• _Dataset excerpts_
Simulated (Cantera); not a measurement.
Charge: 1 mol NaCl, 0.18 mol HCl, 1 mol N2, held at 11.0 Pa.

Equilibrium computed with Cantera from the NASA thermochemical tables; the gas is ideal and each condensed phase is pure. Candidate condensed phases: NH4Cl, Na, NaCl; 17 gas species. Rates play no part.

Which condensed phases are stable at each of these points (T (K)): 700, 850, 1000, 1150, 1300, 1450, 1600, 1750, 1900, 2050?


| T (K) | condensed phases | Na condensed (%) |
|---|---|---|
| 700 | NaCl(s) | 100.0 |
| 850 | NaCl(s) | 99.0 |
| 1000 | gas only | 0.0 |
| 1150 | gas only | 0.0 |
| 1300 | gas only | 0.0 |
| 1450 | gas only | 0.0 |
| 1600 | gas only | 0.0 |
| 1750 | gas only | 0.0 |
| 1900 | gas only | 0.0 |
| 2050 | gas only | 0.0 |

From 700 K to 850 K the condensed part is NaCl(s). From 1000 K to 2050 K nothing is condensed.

• _Activity_
Only one stretch of the data above is needed. Restate it word for word, from the line containing "1750 | gas only | 0.0 |" through the line containing "2050 | gas only | 0.0 |", both ends included.

• _Exercise answer_
| 1750 | gas only | 0.0 |
| 1900 | gas only | 0.0 |
| 2050 | gas only | 0.0 |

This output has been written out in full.